[WORK TASK] Transcribe each record as written.

————

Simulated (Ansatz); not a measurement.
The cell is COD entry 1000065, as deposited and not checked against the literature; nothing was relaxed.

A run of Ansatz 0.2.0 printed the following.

————

[EXERCISE ANSWER]
Simulated (Ansatz); not a measurement.
The cell is COD entry 1000065, as deposited and not checked against the literature; nothing was relaxed.

A run of Ansatz 0.2.0 printed the following.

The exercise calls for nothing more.